Supplied entries Block Start

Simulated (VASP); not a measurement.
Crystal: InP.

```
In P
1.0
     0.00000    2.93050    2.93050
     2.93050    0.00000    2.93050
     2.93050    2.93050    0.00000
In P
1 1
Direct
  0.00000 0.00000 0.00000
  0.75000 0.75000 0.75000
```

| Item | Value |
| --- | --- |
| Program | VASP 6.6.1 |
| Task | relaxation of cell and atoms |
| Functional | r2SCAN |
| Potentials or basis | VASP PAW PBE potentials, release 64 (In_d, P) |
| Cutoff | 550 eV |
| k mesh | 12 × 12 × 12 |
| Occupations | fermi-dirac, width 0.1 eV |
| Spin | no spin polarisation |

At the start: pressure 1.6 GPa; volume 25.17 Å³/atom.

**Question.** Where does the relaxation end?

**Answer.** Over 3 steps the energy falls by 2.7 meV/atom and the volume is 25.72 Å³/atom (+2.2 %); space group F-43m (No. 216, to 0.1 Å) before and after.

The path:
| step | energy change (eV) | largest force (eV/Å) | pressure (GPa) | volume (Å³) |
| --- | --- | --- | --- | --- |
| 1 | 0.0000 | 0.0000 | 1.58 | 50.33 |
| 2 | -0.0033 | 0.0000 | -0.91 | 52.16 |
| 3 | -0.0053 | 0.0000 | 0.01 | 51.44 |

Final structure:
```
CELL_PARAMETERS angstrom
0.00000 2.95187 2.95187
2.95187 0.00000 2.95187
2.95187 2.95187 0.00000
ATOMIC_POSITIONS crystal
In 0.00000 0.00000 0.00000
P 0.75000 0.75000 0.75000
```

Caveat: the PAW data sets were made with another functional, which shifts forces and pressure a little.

Supplied entries Block End

Here the output must be the lines above from the line with "the relaxation end?" to the line with "-0.91 | 52.16 |", both included, duplicated word for word and nothing else.

** Your response **
**Question.** Where does the relaxation end?

**Answer.** Over 3 steps the energy falls by 2.7 meV/atom and the volume is 25.72 Å³/atom (+2.2 %); space group F-43m (No. 216, to 0.1 Å) before and after.

The path:
| step | energy change (eV) | largest force (eV/Å) | pressure (GPa) | volume (Å³) |
| --- | --- | --- | --- | --- |
| 1 | 0.0000 | 0.0000 | 1.58 | 50.33 |
| 2 | -0.0033 | 0.0000 | -0.91 | 52.16 |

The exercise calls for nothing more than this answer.